Source material
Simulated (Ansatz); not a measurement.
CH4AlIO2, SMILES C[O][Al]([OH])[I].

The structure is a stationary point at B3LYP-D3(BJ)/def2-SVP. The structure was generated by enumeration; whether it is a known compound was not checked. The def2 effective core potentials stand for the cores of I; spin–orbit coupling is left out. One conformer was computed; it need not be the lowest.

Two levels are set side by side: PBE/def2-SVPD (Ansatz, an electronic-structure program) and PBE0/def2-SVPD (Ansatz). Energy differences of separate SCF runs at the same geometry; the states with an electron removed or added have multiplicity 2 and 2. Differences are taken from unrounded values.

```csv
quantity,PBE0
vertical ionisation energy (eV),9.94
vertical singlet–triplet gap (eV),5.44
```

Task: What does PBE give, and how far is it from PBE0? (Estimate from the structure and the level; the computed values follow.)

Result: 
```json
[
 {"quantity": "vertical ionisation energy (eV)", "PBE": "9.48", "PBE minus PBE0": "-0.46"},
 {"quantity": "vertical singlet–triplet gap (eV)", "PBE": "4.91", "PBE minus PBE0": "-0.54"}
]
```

Brief
Could you copy every record above exactly as it stands?

Answer box
Simulated (Ansatz); not a measurement.
CH4AlIO2, SMILES C[O][Al]([OH])[I].

The structure is a stationary point at B3LYP-D3(BJ)/def2-SVP. The structure was generated by enumeration; whether it is a known compound was not checked. The def2 effective core potentials stand for the cores of I; spin–orbit coupling is left out. One conformer was computed; it need not be the lowest.

Two levels are set side by side: PBE/def2-SVPD (Ansatz, an electronic-structure program) and PBE0/def2-SVPD (Ansatz). Energy differences of separate SCF runs at the same geometry; the states with an electron removed or added have multiplicity 2 and 2. Differences are taken from unrounded values.

```csv
quantity,PBE0
vertical ionisation energy (eV),9.94
vertical singlet–triplet gap (eV),5.44
```

Task: What does PBE give, and how far is it from PBE0? (Estimate from the structure and the level; the computed values follow.)

Result: 
```json
[
 {"quantity": "vertical ionisation energy (eV)", "PBE": "9.48", "PBE minus PBE0": "-0.46"},
 {"quantity": "vertical singlet–triplet gap (eV)", "PBE": "4.91", "PBE minus PBE0": "-0.54"}
]
```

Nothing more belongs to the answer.